→ **EXERCISE**
The lines from the top of the data down to the line with "What did VASP give for the same quantities?" should be repeated exactly, both ends included.

****

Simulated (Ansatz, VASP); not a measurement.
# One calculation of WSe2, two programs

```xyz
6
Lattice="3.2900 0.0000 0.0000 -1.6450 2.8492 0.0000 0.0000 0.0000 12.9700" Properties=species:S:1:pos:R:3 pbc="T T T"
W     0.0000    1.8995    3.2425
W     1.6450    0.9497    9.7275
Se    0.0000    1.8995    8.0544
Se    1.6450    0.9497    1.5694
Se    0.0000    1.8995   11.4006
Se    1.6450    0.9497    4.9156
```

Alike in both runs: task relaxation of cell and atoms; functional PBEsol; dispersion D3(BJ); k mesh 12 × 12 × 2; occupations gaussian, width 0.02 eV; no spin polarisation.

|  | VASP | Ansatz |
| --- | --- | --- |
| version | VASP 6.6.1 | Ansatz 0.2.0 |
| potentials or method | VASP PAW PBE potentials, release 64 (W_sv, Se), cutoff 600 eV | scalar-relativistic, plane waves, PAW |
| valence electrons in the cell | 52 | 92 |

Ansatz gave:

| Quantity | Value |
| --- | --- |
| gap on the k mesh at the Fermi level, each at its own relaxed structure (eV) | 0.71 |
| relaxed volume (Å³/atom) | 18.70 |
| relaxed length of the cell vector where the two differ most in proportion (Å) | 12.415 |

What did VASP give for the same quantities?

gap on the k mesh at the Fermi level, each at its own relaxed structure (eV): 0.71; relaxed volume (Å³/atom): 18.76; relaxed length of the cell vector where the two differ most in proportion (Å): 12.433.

****

→ **WRITTEN RESPONSE**
Simulated (Ansatz, VASP); not a measurement.
# One calculation of WSe2, two programs

```xyz
6
Lattice="3.2900 0.0000 0.0000 -1.6450 2.8492 0.0000 0.0000 0.0000 12.9700" Properties=species:S:1:pos:R:3 pbc="T T T"
W     0.0000    1.8995    3.2425
W     1.6450    0.9497    9.7275
Se    0.0000    1.8995    8.0544
Se    1.6450    0.9497    1.5694
Se    0.0000    1.8995   11.4006
Se    1.6450    0.9497    4.9156
```

Alike in both runs: task relaxation of cell and atoms; functional PBEsol; dispersion D3(BJ); k mesh 12 × 12 × 2; occupations gaussian, width 0.02 eV; no spin polarisation.

|  | VASP | Ansatz |
| --- | --- | --- |
| version | VASP 6.6.1 | Ansatz 0.2.0 |
| potentials or method | VASP PAW PBE potentials, release 64 (W_sv, Se), cutoff 600 eV | scalar-relativistic, plane waves, PAW |
| valence electrons in the cell | 52 | 92 |

Ansatz gave:

| Quantity | Value |
| --- | --- |
| gap on the k mesh at the Fermi level, each at its own relaxed structure (eV) | 0.71 |
| relaxed volume (Å³/atom) | 18.70 |
| relaxed length of the cell vector where the two differ most in proportion (Å) | 12.415 |

What did VASP give for the same quantities?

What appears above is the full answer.